DATA TO EXAMINE: Begin

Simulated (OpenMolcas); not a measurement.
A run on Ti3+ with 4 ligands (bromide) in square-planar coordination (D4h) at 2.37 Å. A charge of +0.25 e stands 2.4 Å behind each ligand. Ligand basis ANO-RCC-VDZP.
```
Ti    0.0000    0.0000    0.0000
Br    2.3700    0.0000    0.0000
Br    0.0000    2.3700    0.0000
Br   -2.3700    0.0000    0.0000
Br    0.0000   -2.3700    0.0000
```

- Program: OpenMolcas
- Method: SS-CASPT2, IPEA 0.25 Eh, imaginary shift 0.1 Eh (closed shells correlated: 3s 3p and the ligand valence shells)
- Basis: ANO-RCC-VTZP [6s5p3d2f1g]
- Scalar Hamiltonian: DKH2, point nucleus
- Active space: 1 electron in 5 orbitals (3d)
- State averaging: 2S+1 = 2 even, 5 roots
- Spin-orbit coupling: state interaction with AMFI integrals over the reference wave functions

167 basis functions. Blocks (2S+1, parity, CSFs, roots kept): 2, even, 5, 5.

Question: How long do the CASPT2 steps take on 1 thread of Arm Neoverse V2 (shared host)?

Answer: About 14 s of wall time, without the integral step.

DATA TO EXAMINE: End

## REQUIRED ACTION
Reproduce exactly, and with no other material, the lines between those holding "- Program: OpenMolcas" and "Question: How long", inclusive.

## YOUR RESPONSE
- Program: OpenMolcas
- Method: SS-CASPT2, IPEA 0.25 Eh, imaginary shift 0.1 Eh (closed shells correlated: 3s 3p and the ligand valence shells)
- Basis: ANO-RCC-VTZP [6s5p3d2f1g]
- Scalar Hamiltonian: DKH2, point nucleus
- Active space: 1 electron in 5 orbitals (3d)
- State averaging: 2S+1 = 2 even, 5 roots
- Spin-orbit coupling: state interaction with AMFI integrals over the reference wave functions

167 basis functions. Blocks (2S+1, parity, CSFs, roots kept): 2, even, 5, 5.

Question: How long do the CASPT2 steps take on 1 thread of Arm Neoverse V2 (shared host)?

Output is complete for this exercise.